## Raw data
• • • • •
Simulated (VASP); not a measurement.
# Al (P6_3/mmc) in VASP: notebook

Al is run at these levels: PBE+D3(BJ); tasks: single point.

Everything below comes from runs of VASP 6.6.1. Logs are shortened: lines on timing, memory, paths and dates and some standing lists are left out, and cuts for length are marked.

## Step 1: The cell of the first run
• • • • •

## Work item
Write out the records again so that each line matches the original exactly.

## Exercise output
Simulated (VASP); not a measurement.
# Al (P6_3/mmc) in VASP: notebook

Al is run at these levels: PBE+D3(BJ); tasks: single point.

Everything below comes from runs of VASP 6.6.1. Logs are shortened: lines on timing, memory, paths and dates and some standing lists are left out, and cuts for length are marked.

## Step 1: The cell of the first run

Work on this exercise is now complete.